> **Brief**: Your task is to set down the records below again, exactly.

-*-

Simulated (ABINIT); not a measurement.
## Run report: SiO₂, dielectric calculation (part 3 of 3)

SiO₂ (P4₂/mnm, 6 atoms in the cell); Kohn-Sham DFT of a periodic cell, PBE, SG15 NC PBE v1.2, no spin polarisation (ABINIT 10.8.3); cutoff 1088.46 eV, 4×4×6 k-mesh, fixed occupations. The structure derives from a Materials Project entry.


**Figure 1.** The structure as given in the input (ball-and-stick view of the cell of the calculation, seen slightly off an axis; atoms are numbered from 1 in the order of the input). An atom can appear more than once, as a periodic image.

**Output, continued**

-*-

> **Exercise output**:
Simulated (ABINIT); not a measurement.
## Run report: SiO₂, dielectric calculation (part 3 of 3)

SiO₂ (P4₂/mnm, 6 atoms in the cell); Kohn-Sham DFT of a periodic cell, PBE, SG15 NC PBE v1.2, no spin polarisation (ABINIT 10.8.3); cutoff 1088.46 eV, 4×4×6 k-mesh, fixed occupations. The structure derives from a Materials Project entry.


**Figure 1.** The structure as given in the input (ball-and-stick view of the cell of the calculation, seen slightly off an axis; atoms are numbered from 1 in the order of the input). An atom can appear more than once, as a periodic image.

**Output, continued**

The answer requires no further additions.